■ **ACTIVITY**
Reproduce the entries exactly. Omit none of them.

■ **ENTRIES PROVIDED**
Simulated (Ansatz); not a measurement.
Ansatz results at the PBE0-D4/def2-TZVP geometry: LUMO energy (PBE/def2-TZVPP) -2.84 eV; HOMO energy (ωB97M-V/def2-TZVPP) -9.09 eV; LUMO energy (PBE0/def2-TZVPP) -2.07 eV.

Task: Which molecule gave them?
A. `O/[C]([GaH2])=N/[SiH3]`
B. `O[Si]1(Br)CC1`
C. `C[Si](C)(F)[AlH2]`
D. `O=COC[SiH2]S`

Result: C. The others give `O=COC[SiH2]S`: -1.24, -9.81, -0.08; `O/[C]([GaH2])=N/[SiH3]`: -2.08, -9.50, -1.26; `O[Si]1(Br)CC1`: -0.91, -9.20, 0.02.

■ **ANSWER SECTION**
Simulated (Ansatz); not a measurement.
Ansatz results at the PBE0-D4/def2-TZVP geometry: LUMO energy (PBE/def2-TZVPP) -2.84 eV; HOMO energy (ωB97M-V/def2-TZVPP) -9.09 eV; LUMO energy (PBE0/def2-TZVPP) -2.07 eV.

Task: Which molecule gave them?
A. `O/[C]([GaH2])=N/[SiH3]`
B. `O[Si]1(Br)CC1`
C. `C[Si](C)(F)[AlH2]`
D. `O=COC[SiH2]S`

Result: C. The others give `O=COC[SiH2]S`: -1.24, -9.81, -0.08; `O/[C]([GaH2])=N/[SiH3]`: -2.08, -9.50, -1.26; `O[Si]1(Br)CC1`: -0.91, -9.20, 0.02.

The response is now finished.